The lines needed are those from the start of the records through the line holding "- Gap 4.7 eV: direct", each copied exactly.

◆ ◆ ◆

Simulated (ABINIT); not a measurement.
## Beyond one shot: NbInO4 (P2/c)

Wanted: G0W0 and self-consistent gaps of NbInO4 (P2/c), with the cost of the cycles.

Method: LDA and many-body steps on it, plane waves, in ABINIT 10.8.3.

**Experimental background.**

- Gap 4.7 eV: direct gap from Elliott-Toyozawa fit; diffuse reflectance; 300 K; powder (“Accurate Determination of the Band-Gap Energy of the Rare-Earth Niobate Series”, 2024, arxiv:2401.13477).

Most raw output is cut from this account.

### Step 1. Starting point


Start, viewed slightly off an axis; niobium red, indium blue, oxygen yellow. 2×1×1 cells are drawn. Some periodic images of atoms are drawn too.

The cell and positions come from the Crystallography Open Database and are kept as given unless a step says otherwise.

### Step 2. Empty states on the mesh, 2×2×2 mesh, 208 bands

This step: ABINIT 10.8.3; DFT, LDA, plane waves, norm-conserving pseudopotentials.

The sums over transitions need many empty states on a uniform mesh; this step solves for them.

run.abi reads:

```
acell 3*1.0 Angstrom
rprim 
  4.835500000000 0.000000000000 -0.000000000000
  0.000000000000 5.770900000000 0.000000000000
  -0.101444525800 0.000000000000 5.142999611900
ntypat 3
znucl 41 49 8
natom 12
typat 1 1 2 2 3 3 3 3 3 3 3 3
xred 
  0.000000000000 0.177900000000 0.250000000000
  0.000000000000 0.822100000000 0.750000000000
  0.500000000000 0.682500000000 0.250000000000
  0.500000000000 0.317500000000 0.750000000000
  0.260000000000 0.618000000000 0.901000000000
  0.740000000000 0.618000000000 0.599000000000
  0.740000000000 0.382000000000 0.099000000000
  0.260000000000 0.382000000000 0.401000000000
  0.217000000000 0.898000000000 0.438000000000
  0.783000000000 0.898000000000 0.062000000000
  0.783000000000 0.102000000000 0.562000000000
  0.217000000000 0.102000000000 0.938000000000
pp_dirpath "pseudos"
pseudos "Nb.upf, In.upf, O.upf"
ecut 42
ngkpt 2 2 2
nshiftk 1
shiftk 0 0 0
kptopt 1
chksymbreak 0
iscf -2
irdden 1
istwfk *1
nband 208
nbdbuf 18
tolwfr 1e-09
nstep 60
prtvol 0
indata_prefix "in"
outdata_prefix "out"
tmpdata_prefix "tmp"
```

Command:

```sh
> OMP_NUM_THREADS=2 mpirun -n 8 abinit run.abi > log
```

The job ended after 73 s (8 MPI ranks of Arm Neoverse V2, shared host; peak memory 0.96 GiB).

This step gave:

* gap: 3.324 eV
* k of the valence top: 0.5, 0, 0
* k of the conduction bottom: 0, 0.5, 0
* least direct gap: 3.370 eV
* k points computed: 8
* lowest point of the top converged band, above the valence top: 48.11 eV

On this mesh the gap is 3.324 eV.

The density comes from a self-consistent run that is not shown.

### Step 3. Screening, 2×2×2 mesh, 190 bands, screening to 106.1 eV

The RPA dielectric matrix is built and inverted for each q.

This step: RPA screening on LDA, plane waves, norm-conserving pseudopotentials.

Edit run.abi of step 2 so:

◆ ◆ ◆

**Task solution:**
Simulated (ABINIT); not a measurement.
## Beyond one shot: NbInO4 (P2/c)

Wanted: G0W0 and self-consistent gaps of NbInO4 (P2/c), with the cost of the cycles.

Method: LDA and many-body steps on it, plane waves, in ABINIT 10.8.3.

**Experimental background.**

- Gap 4.7 eV: direct gap from Elliott-Toyozawa fit; diffuse reflectance; 300 K; powder (“Accurate Determination of the Band-Gap Energy of the Rare-Earth Niobate Series”, 2024, arxiv:2401.13477).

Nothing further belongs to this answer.